> _DATA EXTRACT_:
..............................
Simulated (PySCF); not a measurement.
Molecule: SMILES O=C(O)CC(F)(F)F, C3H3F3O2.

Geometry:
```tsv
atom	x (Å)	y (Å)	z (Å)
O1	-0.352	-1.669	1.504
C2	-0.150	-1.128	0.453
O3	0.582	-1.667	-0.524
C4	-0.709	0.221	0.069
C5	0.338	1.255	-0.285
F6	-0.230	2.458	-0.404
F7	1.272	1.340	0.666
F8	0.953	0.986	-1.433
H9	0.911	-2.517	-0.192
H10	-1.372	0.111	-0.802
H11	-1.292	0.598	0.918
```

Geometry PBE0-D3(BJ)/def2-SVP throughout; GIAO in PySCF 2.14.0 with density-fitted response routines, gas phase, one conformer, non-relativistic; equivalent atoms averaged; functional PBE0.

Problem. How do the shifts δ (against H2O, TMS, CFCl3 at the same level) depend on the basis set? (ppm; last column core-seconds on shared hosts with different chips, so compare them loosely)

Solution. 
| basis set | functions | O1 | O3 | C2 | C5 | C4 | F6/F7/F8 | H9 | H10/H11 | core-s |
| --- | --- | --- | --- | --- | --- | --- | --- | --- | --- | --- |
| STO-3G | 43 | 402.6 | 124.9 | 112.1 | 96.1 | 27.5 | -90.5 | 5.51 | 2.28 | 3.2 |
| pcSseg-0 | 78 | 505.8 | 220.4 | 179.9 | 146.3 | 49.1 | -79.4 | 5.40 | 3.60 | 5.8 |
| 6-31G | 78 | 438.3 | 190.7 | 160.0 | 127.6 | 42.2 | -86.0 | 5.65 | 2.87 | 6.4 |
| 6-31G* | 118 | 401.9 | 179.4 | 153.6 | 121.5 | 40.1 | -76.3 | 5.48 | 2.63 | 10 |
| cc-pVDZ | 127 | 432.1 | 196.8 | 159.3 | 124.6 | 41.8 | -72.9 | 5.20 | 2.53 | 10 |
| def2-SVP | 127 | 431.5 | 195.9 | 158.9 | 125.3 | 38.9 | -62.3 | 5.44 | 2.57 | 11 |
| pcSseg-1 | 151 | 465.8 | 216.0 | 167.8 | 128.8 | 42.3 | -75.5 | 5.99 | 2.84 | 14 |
..............................

> _WORK INSTRUCTION_: Look through the entries above and quote exactly the lines from the line with "2.28 | 3.2 |" to the line with "2.57 | 11 |", counting both of those lines.

> _ANSWER AREA_:
| STO-3G | 43 | 402.6 | 124.9 | 112.1 | 96.1 | 27.5 | -90.5 | 5.51 | 2.28 | 3.2 |
| pcSseg-0 | 78 | 505.8 | 220.4 | 179.9 | 146.3 | 49.1 | -79.4 | 5.40 | 3.60 | 5.8 |
| 6-31G | 78 | 438.3 | 190.7 | 160.0 | 127.6 | 42.2 | -86.0 | 5.65 | 2.87 | 6.4 |
| 6-31G* | 118 | 401.9 | 179.4 | 153.6 | 121.5 | 40.1 | -76.3 | 5.48 | 2.63 | 10 |
| cc-pVDZ | 127 | 432.1 | 196.8 | 159.3 | 124.6 | 41.8 | -72.9 | 5.20 | 2.53 | 10 |
| def2-SVP | 127 | 431.5 | 195.9 | 158.9 | 125.3 | 38.9 | -62.3 | 5.44 | 2.57 | 11 |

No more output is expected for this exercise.